| Assignment |
Only the first line of the listing and the lines after it, up to and including the one containing "Report form: the", should be retyped exactly.

--- Extracted records Enclosed Below ---

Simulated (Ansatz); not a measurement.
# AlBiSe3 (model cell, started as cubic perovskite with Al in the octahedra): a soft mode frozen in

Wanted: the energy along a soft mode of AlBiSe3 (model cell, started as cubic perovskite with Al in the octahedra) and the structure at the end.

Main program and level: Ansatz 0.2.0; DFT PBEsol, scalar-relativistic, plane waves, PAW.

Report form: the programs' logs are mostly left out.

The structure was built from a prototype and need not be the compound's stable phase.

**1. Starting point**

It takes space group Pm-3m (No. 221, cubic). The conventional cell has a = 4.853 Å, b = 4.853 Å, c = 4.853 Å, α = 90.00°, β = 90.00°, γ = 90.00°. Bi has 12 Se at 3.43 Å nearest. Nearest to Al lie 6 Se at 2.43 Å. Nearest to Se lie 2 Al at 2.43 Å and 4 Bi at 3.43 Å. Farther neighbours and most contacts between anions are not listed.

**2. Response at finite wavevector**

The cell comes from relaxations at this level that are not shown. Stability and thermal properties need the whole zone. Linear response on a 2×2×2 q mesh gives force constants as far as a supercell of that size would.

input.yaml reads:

--- End of Enclosed Extracted records ---

| Exercise output |
Simulated (Ansatz); not a measurement.
# AlBiSe3 (model cell, started as cubic perovskite with Al in the octahedra): a soft mode frozen in

Wanted: the energy along a soft mode of AlBiSe3 (model cell, started as cubic perovskite with Al in the octahedra) and the structure at the end.

Main program and level: Ansatz 0.2.0; DFT PBEsol, scalar-relativistic, plane waves, PAW.

Report form: the programs' logs are mostly left out.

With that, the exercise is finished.